::::

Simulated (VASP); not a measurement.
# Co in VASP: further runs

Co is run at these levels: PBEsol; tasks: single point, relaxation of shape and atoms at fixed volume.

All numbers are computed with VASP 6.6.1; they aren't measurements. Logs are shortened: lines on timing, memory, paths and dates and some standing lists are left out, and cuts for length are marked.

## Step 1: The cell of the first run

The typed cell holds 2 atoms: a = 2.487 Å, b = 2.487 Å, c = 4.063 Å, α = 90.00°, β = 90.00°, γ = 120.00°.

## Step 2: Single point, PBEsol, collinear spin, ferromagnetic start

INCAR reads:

::::

Work task: What's needed is every line of the listing, transcribed word for word.

Written solution:
Simulated (VASP); not a measurement.
# Co in VASP: further runs

Co is run at these levels: PBEsol; tasks: single point, relaxation of shape and atoms at fixed volume.

All numbers are computed with VASP 6.6.1; they aren't measurements. Logs are shortened: lines on timing, memory, paths and dates and some standing lists are left out, and cuts for length are marked.

## Step 1: The cell of the first run

The typed cell holds 2 atoms: a = 2.487 Å, b = 2.487 Å, c = 4.063 Å, α = 90.00°, β = 90.00°, γ = 120.00°.

## Step 2: Single point, PBEsol, collinear spin, ferromagnetic start

INCAR reads:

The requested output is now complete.